§ PROVIDED MATERIAL
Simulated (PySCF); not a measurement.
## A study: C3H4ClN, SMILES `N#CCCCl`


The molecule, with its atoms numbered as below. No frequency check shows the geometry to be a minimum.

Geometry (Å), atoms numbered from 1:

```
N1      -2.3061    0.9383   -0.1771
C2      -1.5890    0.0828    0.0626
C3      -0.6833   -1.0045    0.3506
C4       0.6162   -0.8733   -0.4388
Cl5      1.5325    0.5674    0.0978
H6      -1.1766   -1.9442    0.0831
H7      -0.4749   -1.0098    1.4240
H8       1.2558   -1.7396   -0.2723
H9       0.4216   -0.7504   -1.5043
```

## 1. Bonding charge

§ ACTIVITY
Nothing in the data may be left out. Copy all of it exactly.

§ EXERCISE RESULT
Simulated (PySCF); not a measurement.
## A study: C3H4ClN, SMILES `N#CCCCl`


The molecule, with its atoms numbered as below. No frequency check shows the geometry to be a minimum.

Geometry (Å), atoms numbered from 1:

```
N1      -2.3061    0.9383   -0.1771
C2      -1.5890    0.0828    0.0626
C3      -0.6833   -1.0045    0.3506
C4       0.6162   -0.8733   -0.4388
Cl5      1.5325    0.5674    0.0978
H6      -1.1766   -1.9442    0.0831
H7      -0.4749   -1.0098    1.4240
H8       1.2558   -1.7396   -0.2723
H9       0.4216   -0.7504   -1.5043
```

## 1. Bonding charge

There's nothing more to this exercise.